···
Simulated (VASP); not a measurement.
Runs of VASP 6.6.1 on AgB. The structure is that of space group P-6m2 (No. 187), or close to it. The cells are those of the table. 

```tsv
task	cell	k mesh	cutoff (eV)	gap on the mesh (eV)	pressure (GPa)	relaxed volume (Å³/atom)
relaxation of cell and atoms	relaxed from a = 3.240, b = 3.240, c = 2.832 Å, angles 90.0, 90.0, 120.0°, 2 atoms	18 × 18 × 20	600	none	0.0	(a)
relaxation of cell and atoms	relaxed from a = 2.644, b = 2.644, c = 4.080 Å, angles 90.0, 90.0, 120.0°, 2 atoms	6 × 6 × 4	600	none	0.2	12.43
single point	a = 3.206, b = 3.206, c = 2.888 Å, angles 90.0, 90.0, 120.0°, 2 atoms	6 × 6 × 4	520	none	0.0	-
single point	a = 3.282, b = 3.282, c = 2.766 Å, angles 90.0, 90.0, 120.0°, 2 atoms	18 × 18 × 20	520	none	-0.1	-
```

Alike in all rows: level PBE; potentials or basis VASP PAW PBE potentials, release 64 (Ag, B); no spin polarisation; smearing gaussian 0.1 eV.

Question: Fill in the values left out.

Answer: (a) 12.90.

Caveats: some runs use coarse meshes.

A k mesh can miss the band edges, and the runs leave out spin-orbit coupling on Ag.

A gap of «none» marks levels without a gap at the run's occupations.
···

◆ **REQUIRED ACTION**
Look above for the line holding "Alike in all" and the line holding "A k mesh can". Retype both, and every line between them, word for word and nothing else.

◆ **EXERCISE OUTPUT**
Alike in all rows: level PBE; potentials or basis VASP PAW PBE potentials, release 64 (Ag, B); no spin polarisation; smearing gaussian 0.1 eV.

Question: Fill in the values left out.

Answer: (a) 12.90.

Caveats: some runs use coarse meshes.

A k mesh can miss the band edges, and the runs leave out spin-orbit coupling on Ag.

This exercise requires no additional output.